→ Brief: Would you repeat all the lines below, exactly as they stand?

→ Provided data:
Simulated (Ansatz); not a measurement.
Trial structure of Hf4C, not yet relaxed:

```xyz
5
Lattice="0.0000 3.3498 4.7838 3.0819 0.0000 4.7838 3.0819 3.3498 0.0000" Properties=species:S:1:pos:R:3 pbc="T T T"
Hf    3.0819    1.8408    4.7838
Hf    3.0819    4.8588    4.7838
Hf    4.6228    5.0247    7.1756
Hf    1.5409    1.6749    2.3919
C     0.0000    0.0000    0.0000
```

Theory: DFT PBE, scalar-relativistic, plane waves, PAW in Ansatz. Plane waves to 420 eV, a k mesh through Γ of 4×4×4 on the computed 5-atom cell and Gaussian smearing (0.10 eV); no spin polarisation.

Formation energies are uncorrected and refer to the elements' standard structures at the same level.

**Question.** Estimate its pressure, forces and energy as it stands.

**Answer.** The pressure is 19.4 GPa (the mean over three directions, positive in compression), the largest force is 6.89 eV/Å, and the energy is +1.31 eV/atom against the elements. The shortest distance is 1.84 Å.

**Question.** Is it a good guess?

→ Answer section:
Simulated (Ansatz); not a measurement.
Trial structure of Hf4C, not yet relaxed:

```xyz
5
Lattice="0.0000 3.3498 4.7838 3.0819 0.0000 4.7838 3.0819 3.3498 0.0000" Properties=species:S:1:pos:R:3 pbc="T T T"
Hf    3.0819    1.8408    4.7838
Hf    3.0819    4.8588    4.7838
Hf    4.6228    5.0247    7.1756
Hf    1.5409    1.6749    2.3919
C     0.0000    0.0000    0.0000
```

Theory: DFT PBE, scalar-relativistic, plane waves, PAW in Ansatz. Plane waves to 420 eV, a k mesh through Γ of 4×4×4 on the computed 5-atom cell and Gaussian smearing (0.10 eV); no spin polarisation.

Formation energies are uncorrected and refer to the elements' standard structures at the same level.

**Question.** Estimate its pressure, forces and energy as it stands.

**Answer.** The pressure is 19.4 GPa (the mean over three directions, positive in compression), the largest force is 6.89 eV/Å, and the energy is +1.31 eV/atom against the elements. The shortest distance is 1.84 Å.

**Question.** Is it a good guess?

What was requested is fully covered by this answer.